- [Work instruction]: Whatever appears in the entries must be given again exactly.

################
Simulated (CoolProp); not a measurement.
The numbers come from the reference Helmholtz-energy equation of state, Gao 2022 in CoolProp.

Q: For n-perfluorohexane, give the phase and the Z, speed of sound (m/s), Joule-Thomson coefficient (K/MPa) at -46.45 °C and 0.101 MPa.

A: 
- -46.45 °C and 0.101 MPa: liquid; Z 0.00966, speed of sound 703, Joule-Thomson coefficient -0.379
################

- [Expected answer]:
Simulated (CoolProp); not a measurement.
The numbers come from the reference Helmholtz-energy equation of state, Gao 2022 in CoolProp.

Q: For n-perfluorohexane, give the phase and the Z, speed of sound (m/s), Joule-Thomson coefficient (K/MPa) at -46.45 °C and 0.101 MPa.

A: 
- -46.45 °C and 0.101 MPa: liquid; Z 0.00966, speed of sound 703, Joule-Thomson coefficient -0.379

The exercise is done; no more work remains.